[Required action]
Output only the lines below that start at the line containing "System: CdIF; SMILES [F][Cd][I]" and end at the line containing "(eV) | 4.12 |", with both ends kept.

[Dataset records]
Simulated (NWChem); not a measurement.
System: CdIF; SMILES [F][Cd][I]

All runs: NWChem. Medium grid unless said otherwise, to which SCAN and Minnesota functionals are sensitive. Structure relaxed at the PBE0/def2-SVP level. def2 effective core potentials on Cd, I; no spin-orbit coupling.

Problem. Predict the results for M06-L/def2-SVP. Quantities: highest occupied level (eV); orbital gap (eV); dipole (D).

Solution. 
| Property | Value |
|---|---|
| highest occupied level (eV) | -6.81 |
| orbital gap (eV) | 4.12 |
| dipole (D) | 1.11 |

[Expected answer]
System: CdIF; SMILES [F][Cd][I]

All runs: NWChem. Medium grid unless said otherwise, to which SCAN and Minnesota functionals are sensitive. Structure relaxed at the PBE0/def2-SVP level. def2 effective core potentials on Cd, I; no spin-orbit coupling.

Problem. Predict the results for M06-L/def2-SVP. Quantities: highest occupied level (eV); orbital gap (eV); dipole (D).

Solution. 
| Property | Value |
|---|---|
| highest occupied level (eV) | -6.81 |
| orbital gap (eV) | 4.12 |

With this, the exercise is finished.